→ THE DATA:
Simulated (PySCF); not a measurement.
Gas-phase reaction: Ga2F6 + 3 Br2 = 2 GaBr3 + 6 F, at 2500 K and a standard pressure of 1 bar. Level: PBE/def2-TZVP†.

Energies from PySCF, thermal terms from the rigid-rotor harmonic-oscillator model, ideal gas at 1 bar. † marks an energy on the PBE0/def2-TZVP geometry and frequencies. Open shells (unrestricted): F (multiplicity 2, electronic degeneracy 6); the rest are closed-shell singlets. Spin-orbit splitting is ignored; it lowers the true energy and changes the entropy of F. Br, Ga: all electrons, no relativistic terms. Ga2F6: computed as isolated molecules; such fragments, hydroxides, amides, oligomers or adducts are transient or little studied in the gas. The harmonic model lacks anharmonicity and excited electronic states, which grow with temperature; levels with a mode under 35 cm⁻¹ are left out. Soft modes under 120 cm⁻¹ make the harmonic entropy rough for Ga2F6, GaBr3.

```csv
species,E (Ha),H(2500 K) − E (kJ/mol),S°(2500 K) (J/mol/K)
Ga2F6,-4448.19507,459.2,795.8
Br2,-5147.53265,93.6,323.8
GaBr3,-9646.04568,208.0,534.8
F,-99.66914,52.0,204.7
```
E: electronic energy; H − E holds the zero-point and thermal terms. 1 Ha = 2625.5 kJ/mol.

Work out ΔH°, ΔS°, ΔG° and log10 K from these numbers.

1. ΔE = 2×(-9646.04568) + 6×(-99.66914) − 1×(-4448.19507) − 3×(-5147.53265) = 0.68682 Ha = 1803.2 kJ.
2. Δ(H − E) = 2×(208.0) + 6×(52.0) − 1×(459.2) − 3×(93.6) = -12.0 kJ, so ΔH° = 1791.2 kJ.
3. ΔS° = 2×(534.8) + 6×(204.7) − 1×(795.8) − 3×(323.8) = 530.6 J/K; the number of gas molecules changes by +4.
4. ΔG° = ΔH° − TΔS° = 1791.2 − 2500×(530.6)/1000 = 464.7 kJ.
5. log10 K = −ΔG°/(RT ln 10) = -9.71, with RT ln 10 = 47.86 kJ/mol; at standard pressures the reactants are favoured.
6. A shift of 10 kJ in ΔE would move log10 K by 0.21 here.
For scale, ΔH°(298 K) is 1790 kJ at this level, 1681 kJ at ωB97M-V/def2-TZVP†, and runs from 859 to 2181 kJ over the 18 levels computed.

→ BRIEF:
Your task is to restate, word for word, only those lines above that fall between the line holding "E: electronic energy;" and the line holding "6. A shift of", inclusive.

→ EXERCISE SOLUTION:
E: electronic energy; H − E holds the zero-point and thermal terms. 1 Ha = 2625.5 kJ/mol.

Work out ΔH°, ΔS°, ΔG° and log10 K from these numbers.

1. ΔE = 2×(-9646.04568) + 6×(-99.66914) − 1×(-4448.19507) − 3×(-5147.53265) = 0.68682 Ha = 1803.2 kJ.
2. Δ(H − E) = 2×(208.0) + 6×(52.0) − 1×(459.2) − 3×(93.6) = -12.0 kJ, so ΔH° = 1791.2 kJ.
3. ΔS° = 2×(534.8) + 6×(204.7) − 1×(795.8) − 3×(323.8) = 530.6 J/K; the number of gas molecules changes by +4.
4. ΔG° = ΔH° − TΔS° = 1791.2 − 2500×(530.6)/1000 = 464.7 kJ.
5. log10 K = −ΔG°/(RT ln 10) = -9.71, with RT ln 10 = 47.86 kJ/mol; at standard pressures the reactants are favoured.
6. A shift of 10 kJ in ΔE would move log10 K by 0.21 here.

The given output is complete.